══ PROVIDED MATERIAL ══

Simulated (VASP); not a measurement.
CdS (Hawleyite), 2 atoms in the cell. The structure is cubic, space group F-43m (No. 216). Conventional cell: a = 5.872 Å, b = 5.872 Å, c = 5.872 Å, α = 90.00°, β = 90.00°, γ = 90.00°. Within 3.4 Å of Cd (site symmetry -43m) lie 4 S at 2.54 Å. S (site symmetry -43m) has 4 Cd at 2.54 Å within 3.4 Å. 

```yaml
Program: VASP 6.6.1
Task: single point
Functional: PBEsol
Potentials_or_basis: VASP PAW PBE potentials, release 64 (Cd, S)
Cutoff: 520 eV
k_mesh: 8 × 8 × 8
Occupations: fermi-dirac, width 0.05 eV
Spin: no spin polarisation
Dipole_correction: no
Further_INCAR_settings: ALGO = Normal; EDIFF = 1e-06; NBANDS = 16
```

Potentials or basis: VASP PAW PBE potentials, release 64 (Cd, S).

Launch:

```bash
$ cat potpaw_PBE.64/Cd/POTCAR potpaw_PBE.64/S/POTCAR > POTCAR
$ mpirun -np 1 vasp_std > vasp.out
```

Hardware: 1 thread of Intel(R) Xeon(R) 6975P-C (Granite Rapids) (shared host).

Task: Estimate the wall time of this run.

═══

## BRIEF
Would you copy every line of the material exactly?

## TASK ANSWER
Simulated (VASP); not a measurement.
CdS (Hawleyite), 2 atoms in the cell. The structure is cubic, space group F-43m (No. 216). Conventional cell: a = 5.872 Å, b = 5.872 Å, c = 5.872 Å, α = 90.00°, β = 90.00°, γ = 90.00°. Within 3.4 Å of Cd (site symmetry -43m) lie 4 S at 2.54 Å. S (site symmetry -43m) has 4 Cd at 2.54 Å within 3.4 Å. 

```yaml
Program: VASP 6.6.1
Task: single point
Functional: PBEsol
Potentials_or_basis: VASP PAW PBE potentials, release 64 (Cd, S)
Cutoff: 520 eV
k_mesh: 8 × 8 × 8
Occupations: fermi-dirac, width 0.05 eV
Spin: no spin polarisation
Dipole_correction: no
Further_INCAR_settings: ALGO = Normal; EDIFF = 1e-06; NBANDS = 16
```

Potentials or basis: VASP PAW PBE potentials, release 64 (Cd, S).

Launch:

```bash
$ cat potpaw_PBE.64/Cd/POTCAR potpaw_PBE.64/S/POTCAR > POTCAR
$ mpirun -np 1 vasp_std > vasp.out
```

Hardware: 1 thread of Intel(R) Xeon(R) 6975P-C (Granite Rapids) (shared host).

Task: Estimate the wall time of this run.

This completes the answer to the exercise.